Requirement:
What do the lines from the top of the data through the line with "## Step 4: Electric field gradients, LDA" say? Quote them exactly and include both ends.

Data supplied:
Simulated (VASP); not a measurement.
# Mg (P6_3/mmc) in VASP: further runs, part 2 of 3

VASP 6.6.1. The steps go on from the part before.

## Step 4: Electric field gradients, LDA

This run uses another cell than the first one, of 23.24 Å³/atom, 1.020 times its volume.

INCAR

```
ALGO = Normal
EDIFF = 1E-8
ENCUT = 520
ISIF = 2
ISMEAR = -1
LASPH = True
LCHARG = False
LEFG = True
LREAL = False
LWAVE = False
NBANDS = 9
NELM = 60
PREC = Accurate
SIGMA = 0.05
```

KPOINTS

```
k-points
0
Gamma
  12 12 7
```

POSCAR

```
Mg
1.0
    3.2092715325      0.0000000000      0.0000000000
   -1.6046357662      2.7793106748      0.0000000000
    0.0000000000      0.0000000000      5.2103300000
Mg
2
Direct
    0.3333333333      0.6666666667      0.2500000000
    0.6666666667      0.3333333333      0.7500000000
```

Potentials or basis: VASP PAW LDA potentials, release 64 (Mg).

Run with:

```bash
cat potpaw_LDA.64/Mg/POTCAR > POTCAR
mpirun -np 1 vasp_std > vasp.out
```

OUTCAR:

Task answer:
Simulated (VASP); not a measurement.
# Mg (P6_3/mmc) in VASP: further runs, part 2 of 3

VASP 6.6.1. The steps go on from the part before.

## Step 4: Electric field gradients, LDA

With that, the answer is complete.